> [INFORMATION SUPPLIED]:
=======

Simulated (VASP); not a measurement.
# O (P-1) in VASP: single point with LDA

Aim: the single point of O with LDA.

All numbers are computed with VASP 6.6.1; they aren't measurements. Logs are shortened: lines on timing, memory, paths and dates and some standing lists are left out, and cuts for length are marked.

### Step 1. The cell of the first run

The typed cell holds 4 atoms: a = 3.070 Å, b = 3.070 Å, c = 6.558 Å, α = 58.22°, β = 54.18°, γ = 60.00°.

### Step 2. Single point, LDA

=======

> [WORK ITEM]: Each entry needs to be copied out exactly.

> [RESPONSE BOX]:
Simulated (VASP); not a measurement.
# O (P-1) in VASP: single point with LDA

Aim: the single point of O with LDA.

All numbers are computed with VASP 6.6.1; they aren't measurements. Logs are shortened: lines on timing, memory, paths and dates and some standing lists are left out, and cuts for length are marked.

### Step 1. The cell of the first run

The typed cell holds 4 atoms: a = 3.070 Å, b = 3.070 Å, c = 6.558 Å, α = 58.22°, β = 54.18°, γ = 60.00°.

### Step 2. Single point, LDA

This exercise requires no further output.